- **Activity**: It is required that all of the data be written out exactly.

***

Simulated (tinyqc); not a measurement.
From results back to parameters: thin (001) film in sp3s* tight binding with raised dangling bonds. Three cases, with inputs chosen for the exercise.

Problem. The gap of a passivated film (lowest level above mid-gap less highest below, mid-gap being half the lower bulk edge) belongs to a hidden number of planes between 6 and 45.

***

- **Result**:
Simulated (tinyqc); not a measurement.
From results back to parameters: thin (001) film in sp3s* tight binding with raised dangling bonds. Three cases, with inputs chosen for the exercise.

Problem. The gap of a passivated film (lowest level above mid-gap less highest below, mid-gap being half the lower bulk edge) belongs to a hidden number of planes between 6 and 45.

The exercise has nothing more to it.